#### Supplied entries
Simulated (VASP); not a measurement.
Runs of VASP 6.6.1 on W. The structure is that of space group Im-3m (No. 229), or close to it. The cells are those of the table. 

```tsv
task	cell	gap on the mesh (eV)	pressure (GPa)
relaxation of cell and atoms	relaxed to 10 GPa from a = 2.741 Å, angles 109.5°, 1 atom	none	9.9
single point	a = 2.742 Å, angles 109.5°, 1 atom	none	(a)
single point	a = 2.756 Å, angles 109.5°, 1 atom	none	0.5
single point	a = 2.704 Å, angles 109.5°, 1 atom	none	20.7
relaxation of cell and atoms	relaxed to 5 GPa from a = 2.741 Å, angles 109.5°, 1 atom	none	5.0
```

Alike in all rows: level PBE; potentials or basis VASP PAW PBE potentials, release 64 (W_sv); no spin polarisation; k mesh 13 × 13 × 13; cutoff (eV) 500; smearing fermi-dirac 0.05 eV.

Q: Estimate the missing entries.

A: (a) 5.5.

#### Activity
The full data must appear again, retyped in every detail.

#### Written solution
Simulated (VASP); not a measurement.
Runs of VASP 6.6.1 on W. The structure is that of space group Im-3m (No. 229), or close to it. The cells are those of the table. 

```tsv
task	cell	gap on the mesh (eV)	pressure (GPa)
relaxation of cell and atoms	relaxed to 10 GPa from a = 2.741 Å, angles 109.5°, 1 atom	none	9.9
single point	a = 2.742 Å, angles 109.5°, 1 atom	none	(a)
single point	a = 2.756 Å, angles 109.5°, 1 atom	none	0.5
single point	a = 2.704 Å, angles 109.5°, 1 atom	none	20.7
relaxation of cell and atoms	relaxed to 5 GPa from a = 2.741 Å, angles 109.5°, 1 atom	none	5.0
```

Alike in all rows: level PBE; potentials or basis VASP PAW PBE potentials, release 64 (W_sv); no spin polarisation; k mesh 13 × 13 × 13; cutoff (eV) 500; smearing fermi-dirac 0.05 eV.

Q: Estimate the missing entries.

A: (a) 5.5.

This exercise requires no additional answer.